#### INFORMATION:
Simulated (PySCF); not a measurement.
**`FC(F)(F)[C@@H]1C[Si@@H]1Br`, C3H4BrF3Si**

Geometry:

#### WORK ITEM:
Your answer should consist of every entry, repeated exactly.

#### EXERCISE OUTPUT:
Simulated (PySCF); not a measurement.
**`FC(F)(F)[C@@H]1C[Si@@H]1Br`, C3H4BrF3Si**

Geometry:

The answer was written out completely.